====================

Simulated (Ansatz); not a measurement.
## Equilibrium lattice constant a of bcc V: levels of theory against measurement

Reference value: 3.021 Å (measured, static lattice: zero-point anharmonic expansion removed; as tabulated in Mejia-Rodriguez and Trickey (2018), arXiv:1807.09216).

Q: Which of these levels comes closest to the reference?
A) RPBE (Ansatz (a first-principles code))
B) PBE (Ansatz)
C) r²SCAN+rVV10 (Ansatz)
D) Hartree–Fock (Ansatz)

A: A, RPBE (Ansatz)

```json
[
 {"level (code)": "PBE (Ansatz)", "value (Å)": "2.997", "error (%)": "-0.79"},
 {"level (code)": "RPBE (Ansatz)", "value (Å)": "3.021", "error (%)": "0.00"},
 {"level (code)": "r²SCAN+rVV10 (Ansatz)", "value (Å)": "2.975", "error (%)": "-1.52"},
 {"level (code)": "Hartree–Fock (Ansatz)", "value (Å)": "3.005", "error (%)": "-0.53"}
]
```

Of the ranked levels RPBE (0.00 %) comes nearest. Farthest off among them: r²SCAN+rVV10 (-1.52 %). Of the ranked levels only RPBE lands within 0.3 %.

====================

▸ Activity
Everything in the listing should be set down again exactly.

▸ Exercise result
Simulated (Ansatz); not a measurement.
## Equilibrium lattice constant a of bcc V: levels of theory against measurement

Reference value: 3.021 Å (measured, static lattice: zero-point anharmonic expansion removed; as tabulated in Mejia-Rodriguez and Trickey (2018), arXiv:1807.09216).

Q: Which of these levels comes closest to the reference?
A) RPBE (Ansatz (a first-principles code))
B) PBE (Ansatz)
C) r²SCAN+rVV10 (Ansatz)
D) Hartree–Fock (Ansatz)

A: A, RPBE (Ansatz)

```json
[
 {"level (code)": "PBE (Ansatz)", "value (Å)": "2.997", "error (%)": "-0.79"},
 {"level (code)": "RPBE (Ansatz)", "value (Å)": "3.021", "error (%)": "0.00"},
 {"level (code)": "r²SCAN+rVV10 (Ansatz)", "value (Å)": "2.975", "error (%)": "-1.52"},
 {"level (code)": "Hartree–Fock (Ansatz)", "value (Å)": "3.005", "error (%)": "-0.53"}
]
```

Of the ranked levels RPBE (0.00 %) comes nearest. Farthest off among them: r²SCAN+rVV10 (-1.52 %). Of the ranked levels only RPBE lands within 0.3 %.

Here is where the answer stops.